PROVIDED RECORDS →
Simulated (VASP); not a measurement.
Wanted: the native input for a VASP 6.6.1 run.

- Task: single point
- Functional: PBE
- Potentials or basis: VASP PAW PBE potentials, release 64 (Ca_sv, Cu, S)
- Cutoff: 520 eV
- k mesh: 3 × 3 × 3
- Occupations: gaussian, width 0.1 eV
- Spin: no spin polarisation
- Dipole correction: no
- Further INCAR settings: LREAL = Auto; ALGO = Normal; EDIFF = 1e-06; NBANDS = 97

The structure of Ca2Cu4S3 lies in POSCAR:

ACTIVITY → Print exactly the lines from the beginning of the entries through the line with "- Occupations: gaussian, width 0.1 eV". Output nothing more.

EXERCISE RESPONSE →
Simulated (VASP); not a measurement.
Wanted: the native input for a VASP 6.6.1 run.

- Task: single point
- Functional: PBE
- Potentials or basis: VASP PAW PBE potentials, release 64 (Ca_sv, Cu, S)
- Cutoff: 520 eV
- k mesh: 3 × 3 × 3
- Occupations: gaussian, width 0.1 eV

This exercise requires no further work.